Produce an exact transcription of every entry.

= Beginning of Section =

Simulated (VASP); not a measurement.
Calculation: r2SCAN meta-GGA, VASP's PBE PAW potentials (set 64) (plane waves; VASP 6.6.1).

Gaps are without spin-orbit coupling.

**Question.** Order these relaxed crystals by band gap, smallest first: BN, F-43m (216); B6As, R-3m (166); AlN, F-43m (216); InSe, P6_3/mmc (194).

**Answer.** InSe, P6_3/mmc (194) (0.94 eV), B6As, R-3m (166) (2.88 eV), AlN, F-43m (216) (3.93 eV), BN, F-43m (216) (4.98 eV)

= End of Section =

▶ [EXERCISE SOLUTION]:
Simulated (VASP); not a measurement.
Calculation: r2SCAN meta-GGA, VASP's PBE PAW potentials (set 64) (plane waves; VASP 6.6.1).

Gaps are without spin-orbit coupling.

**Question.** Order these relaxed crystals by band gap, smallest first: BN, F-43m (216); B6As, R-3m (166); AlN, F-43m (216); InSe, P6_3/mmc (194).

**Answer.** InSe, P6_3/mmc (194) (0.94 eV), B6As, R-3m (166) (2.88 eV), AlN, F-43m (216) (3.93 eV), BN, F-43m (216) (4.98 eV)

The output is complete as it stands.